▶ **Task item**
Return the listing word for word, as given.

-- Opening Marker --
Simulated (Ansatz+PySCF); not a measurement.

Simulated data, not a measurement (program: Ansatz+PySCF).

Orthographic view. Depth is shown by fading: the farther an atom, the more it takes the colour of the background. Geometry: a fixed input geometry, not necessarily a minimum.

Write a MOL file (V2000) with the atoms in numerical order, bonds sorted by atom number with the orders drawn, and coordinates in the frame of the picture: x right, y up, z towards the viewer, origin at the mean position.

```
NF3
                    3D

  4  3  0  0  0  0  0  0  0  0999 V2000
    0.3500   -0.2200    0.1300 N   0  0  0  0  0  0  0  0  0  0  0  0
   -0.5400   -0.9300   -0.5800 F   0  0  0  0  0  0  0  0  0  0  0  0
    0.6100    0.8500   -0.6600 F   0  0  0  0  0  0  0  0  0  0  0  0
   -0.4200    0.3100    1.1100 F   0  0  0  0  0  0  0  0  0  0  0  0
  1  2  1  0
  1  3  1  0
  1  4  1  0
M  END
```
-- Closing Marker --

▶ **Exercise output**
Simulated (Ansatz+PySCF); not a measurement.

Simulated data, not a measurement (program: Ansatz+PySCF).

Orthographic view. Depth is shown by fading: the farther an atom, the more it takes the colour of the background. Geometry: a fixed input geometry, not necessarily a minimum.

Write a MOL file (V2000) with the atoms in numerical order, bonds sorted by atom number with the orders drawn, and coordinates in the frame of the picture: x right, y up, z towards the viewer, origin at the mean position.

```
NF3
                    3D

  4  3  0  0  0  0  0  0  0  0999 V2000
    0.3500   -0.2200    0.1300 N   0  0  0  0  0  0  0  0  0  0  0  0
   -0.5400   -0.9300   -0.5800 F   0  0  0  0  0  0  0  0  0  0  0  0
    0.6100    0.8500   -0.6600 F   0  0  0  0  0  0  0  0  0  0  0  0
   -0.4200    0.3100    1.1100 F   0  0  0  0  0  0  0  0  0  0  0  0
  1  2  1  0
  1  3  1  0
  1  4  1  0
M  END
```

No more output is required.